• INFORMATION GIVEN
⟨

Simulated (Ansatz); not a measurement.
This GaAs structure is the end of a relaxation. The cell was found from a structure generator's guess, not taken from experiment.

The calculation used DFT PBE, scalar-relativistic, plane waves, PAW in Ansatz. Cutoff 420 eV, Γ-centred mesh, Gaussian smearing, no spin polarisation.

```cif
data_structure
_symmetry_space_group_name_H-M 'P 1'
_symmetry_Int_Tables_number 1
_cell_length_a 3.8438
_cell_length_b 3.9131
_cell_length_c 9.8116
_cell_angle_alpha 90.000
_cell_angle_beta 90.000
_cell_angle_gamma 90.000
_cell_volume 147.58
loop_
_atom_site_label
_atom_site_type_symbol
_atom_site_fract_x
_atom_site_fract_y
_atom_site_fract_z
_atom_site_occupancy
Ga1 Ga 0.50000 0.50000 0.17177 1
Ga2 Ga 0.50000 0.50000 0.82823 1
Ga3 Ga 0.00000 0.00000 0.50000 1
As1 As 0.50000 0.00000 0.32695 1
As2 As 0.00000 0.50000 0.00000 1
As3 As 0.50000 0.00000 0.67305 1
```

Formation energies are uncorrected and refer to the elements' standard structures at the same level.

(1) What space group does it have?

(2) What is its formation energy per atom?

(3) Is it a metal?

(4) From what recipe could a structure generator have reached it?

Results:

⟩

• REQUIREMENT
In the records above, the line with "Formation energies are" marks the start and the line with "(4) From what" marks the end; copy that stretch exactly, both lines included, and nothing else.

• RESPONSE AREA
Formation energies are uncorrected and refer to the elements' standard structures at the same level.

(1) What space group does it have?

(2) What is its formation energy per atom?

(3) Is it a metal?

(4) From what recipe could a structure generator have reached it?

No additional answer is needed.